_ _ _ _
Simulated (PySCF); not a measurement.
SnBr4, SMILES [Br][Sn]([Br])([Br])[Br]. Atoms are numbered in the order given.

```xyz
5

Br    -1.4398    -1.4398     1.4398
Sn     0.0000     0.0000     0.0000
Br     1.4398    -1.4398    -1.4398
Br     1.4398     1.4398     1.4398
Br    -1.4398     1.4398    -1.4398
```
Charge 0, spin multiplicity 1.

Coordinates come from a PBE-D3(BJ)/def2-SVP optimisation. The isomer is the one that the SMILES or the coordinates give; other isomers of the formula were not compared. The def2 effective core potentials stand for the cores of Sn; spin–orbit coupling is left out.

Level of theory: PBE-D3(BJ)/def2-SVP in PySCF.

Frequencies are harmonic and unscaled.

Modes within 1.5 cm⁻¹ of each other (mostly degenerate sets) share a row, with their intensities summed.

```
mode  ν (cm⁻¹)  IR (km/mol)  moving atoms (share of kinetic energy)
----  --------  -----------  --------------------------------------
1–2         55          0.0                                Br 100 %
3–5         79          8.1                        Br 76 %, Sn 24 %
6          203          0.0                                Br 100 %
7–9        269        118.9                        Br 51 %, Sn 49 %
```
_ _ _ _

Work request - The reply should be a precise retyping of all the data.

Response area -
Simulated (PySCF); not a measurement.
SnBr4, SMILES [Br][Sn]([Br])([Br])[Br]. Atoms are numbered in the order given.

```xyz
5

Br    -1.4398    -1.4398     1.4398
Sn     0.0000     0.0000     0.0000
Br     1.4398    -1.4398    -1.4398
Br     1.4398     1.4398     1.4398
Br    -1.4398     1.4398    -1.4398
```
Charge 0, spin multiplicity 1.

Coordinates come from a PBE-D3(BJ)/def2-SVP optimisation. The isomer is the one that the SMILES or the coordinates give; other isomers of the formula were not compared. The def2 effective core potentials stand for the cores of Sn; spin–orbit coupling is left out.

Level of theory: PBE-D3(BJ)/def2-SVP in PySCF.

Frequencies are harmonic and unscaled.

Modes within 1.5 cm⁻¹ of each other (mostly degenerate sets) share a row, with their intensities summed.

```
mode  ν (cm⁻¹)  IR (km/mol)  moving atoms (share of kinetic energy)
----  --------  -----------  --------------------------------------
1–2         55          0.0                                Br 100 %
3–5         79          8.1                        Br 76 %, Sn 24 %
6          203          0.0                                Br 100 %
7–9        269        118.9                        Br 51 %, Sn 49 %
```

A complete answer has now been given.